Required action: In full and without alteration, give the listing again.

══ Given data

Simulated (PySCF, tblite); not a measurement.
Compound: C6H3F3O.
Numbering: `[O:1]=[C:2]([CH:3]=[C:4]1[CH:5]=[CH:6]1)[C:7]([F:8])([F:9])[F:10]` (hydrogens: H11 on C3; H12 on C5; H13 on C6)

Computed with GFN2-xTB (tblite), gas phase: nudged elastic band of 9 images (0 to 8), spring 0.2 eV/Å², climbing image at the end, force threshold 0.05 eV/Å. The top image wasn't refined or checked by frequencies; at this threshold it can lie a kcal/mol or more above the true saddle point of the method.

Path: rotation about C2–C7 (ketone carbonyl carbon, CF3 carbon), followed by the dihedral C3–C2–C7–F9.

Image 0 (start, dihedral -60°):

════

Answer area:
Simulated (PySCF, tblite); not a measurement.
Compound: C6H3F3O.
Numbering: `[O:1]=[C:2]([CH:3]=[C:4]1[CH:5]=[CH:6]1)[C:7]([F:8])([F:9])[F:10]` (hydrogens: H11 on C3; H12 on C5; H13 on C6)

Computed with GFN2-xTB (tblite), gas phase: nudged elastic band of 9 images (0 to 8), spring 0.2 eV/Å², climbing image at the end, force threshold 0.05 eV/Å. The top image wasn't refined or checked by frequencies; at this threshold it can lie a kcal/mol or more above the true saddle point of the method.

Path: rotation about C2–C7 (ketone carbonyl carbon, CF3 carbon), followed by the dihedral C3–C2–C7–F9.

Image 0 (start, dihedral -60°):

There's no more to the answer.